*** Recorded data ***

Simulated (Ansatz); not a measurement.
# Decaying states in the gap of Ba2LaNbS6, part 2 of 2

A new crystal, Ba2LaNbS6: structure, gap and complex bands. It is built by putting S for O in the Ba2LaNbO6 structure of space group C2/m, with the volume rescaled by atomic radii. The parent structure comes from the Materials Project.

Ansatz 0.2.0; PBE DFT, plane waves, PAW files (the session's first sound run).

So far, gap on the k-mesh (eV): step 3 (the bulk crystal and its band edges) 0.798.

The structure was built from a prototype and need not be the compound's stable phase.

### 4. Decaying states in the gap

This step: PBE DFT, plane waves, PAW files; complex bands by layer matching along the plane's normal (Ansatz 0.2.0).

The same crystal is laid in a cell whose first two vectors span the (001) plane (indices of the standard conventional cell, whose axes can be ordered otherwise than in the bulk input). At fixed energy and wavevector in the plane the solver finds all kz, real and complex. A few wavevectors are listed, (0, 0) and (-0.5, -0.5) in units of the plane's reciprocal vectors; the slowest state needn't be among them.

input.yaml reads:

***

Assignment:
The records above are to be output in full and without error.

Exercise result:
Simulated (Ansatz); not a measurement.
# Decaying states in the gap of Ba2LaNbS6, part 2 of 2

A new crystal, Ba2LaNbS6: structure, gap and complex bands. It is built by putting S for O in the Ba2LaNbO6 structure of space group C2/m, with the volume rescaled by atomic radii. The parent structure comes from the Materials Project.

Ansatz 0.2.0; PBE DFT, plane waves, PAW files (the session's first sound run).

So far, gap on the k-mesh (eV): step 3 (the bulk crystal and its band edges) 0.798.

The structure was built from a prototype and need not be the compound's stable phase.

### 4. Decaying states in the gap

This step: PBE DFT, plane waves, PAW files; complex bands by layer matching along the plane's normal (Ansatz 0.2.0).

The same crystal is laid in a cell whose first two vectors span the (001) plane (indices of the standard conventional cell, whose axes can be ordered otherwise than in the bulk input). At fixed energy and wavevector in the plane the solver finds all kz, real and complex. A few wavevectors are listed, (0, 0) and (-0.5, -0.5) in units of the plane's reciprocal vectors; the slowest state needn't be among them.

input.yaml reads:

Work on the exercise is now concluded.